** Opening DATA SHOWN block **

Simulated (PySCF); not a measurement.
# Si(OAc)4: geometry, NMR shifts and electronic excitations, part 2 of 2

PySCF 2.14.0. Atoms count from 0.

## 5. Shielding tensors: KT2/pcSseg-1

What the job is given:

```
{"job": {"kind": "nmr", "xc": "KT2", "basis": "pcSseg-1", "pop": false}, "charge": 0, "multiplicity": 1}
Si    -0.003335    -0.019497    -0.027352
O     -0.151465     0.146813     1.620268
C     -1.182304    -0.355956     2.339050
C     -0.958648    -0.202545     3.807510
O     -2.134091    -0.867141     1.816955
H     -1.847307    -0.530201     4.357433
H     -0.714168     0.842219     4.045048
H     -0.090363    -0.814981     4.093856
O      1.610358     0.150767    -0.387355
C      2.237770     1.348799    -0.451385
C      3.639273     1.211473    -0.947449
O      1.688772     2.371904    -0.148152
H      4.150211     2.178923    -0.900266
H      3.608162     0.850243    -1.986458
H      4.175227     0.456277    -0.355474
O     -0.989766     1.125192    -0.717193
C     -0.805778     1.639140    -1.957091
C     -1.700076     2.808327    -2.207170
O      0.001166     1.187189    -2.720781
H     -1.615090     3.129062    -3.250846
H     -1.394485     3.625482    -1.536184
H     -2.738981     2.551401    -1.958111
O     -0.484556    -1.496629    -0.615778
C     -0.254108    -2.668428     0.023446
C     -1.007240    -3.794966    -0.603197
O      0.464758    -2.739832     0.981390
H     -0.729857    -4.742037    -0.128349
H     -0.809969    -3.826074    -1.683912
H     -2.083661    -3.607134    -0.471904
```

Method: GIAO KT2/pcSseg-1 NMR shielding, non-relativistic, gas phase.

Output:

** Closing DATA SHOWN block **

In the listing above, find the line with "What the job" and the line with "Method: GIAO KT2/pcSseg-1", then print exactly those lines and every line between them.

_RESPONSE AREA_.
What the job is given:

```
{"job": {"kind": "nmr", "xc": "KT2", "basis": "pcSseg-1", "pop": false}, "charge": 0, "multiplicity": 1}
Si    -0.003335    -0.019497    -0.027352
O     -0.151465     0.146813     1.620268
C     -1.182304    -0.355956     2.339050
C     -0.958648    -0.202545     3.807510
O     -2.134091    -0.867141     1.816955
H     -1.847307    -0.530201     4.357433
H     -0.714168     0.842219     4.045048
H     -0.090363    -0.814981     4.093856
O      1.610358     0.150767    -0.387355
C      2.237770     1.348799    -0.451385
C      3.639273     1.211473    -0.947449
O      1.688772     2.371904    -0.148152
H      4.150211     2.178923    -0.900266
H      3.608162     0.850243    -1.986458
H      4.175227     0.456277    -0.355474
O     -0.989766     1.125192    -0.717193
C     -0.805778     1.639140    -1.957091
C     -1.700076     2.808327    -2.207170
O      0.001166     1.187189    -2.720781
H     -1.615090     3.129062    -3.250846
H     -1.394485     3.625482    -1.536184
H     -2.738981     2.551401    -1.958111
O     -0.484556    -1.496629    -0.615778
C     -0.254108    -2.668428     0.023446
C     -1.007240    -3.794966    -0.603197
O      0.464758    -2.739832     0.981390
H     -0.729857    -4.742037    -0.128349
H     -0.809969    -3.826074    -1.683912
H     -2.083661    -3.607134    -0.471904
```

Method: GIAO KT2/pcSseg-1 NMR shielding, non-relativistic, gas phase.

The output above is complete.